REQUIRED ACTION |
Up to and including the line with "# Static equation", please reproduce the lines below exactly, beginning with the first.

EXTRACTED ENTRIES |
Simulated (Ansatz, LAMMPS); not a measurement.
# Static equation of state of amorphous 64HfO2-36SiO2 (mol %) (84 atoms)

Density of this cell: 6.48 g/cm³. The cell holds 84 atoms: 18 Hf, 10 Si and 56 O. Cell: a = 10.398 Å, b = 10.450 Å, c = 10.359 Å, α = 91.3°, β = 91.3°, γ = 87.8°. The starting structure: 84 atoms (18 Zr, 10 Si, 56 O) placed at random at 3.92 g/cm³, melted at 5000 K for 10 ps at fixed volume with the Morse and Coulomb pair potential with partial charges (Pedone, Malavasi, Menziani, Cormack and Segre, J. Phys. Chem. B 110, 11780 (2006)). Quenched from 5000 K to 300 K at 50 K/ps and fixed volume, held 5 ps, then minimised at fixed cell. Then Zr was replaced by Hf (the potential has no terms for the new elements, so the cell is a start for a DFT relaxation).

WRITTEN ANSWER |
Simulated (Ansatz, LAMMPS); not a measurement.
# Static equation of state of amorphous 64HfO2-36SiO2 (mol %) (84 atoms)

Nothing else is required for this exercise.